▶
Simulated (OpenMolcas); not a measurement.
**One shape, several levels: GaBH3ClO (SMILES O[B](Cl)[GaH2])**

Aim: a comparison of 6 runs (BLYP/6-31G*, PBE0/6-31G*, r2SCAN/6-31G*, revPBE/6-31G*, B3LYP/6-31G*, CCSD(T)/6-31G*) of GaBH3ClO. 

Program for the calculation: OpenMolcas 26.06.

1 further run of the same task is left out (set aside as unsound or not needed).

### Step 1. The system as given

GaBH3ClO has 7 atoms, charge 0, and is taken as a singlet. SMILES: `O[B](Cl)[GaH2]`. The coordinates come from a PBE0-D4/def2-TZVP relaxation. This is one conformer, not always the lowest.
◀

### Work request
Could you return exactly the stretch of the data above that starts at the line with "GaBH3ClO (SMILES O[B](Cl)[GaH2])**" and ends at the line with "### Step 1. The system as given", both lines included?

### Written answer
**One shape, several levels: GaBH3ClO (SMILES O[B](Cl)[GaH2])**

Aim: a comparison of 6 runs (BLYP/6-31G*, PBE0/6-31G*, r2SCAN/6-31G*, revPBE/6-31G*, B3LYP/6-31G*, CCSD(T)/6-31G*) of GaBH3ClO. 

Program for the calculation: OpenMolcas 26.06.

1 further run of the same task is left out (set aside as unsound or not needed).

### Step 1. The system as given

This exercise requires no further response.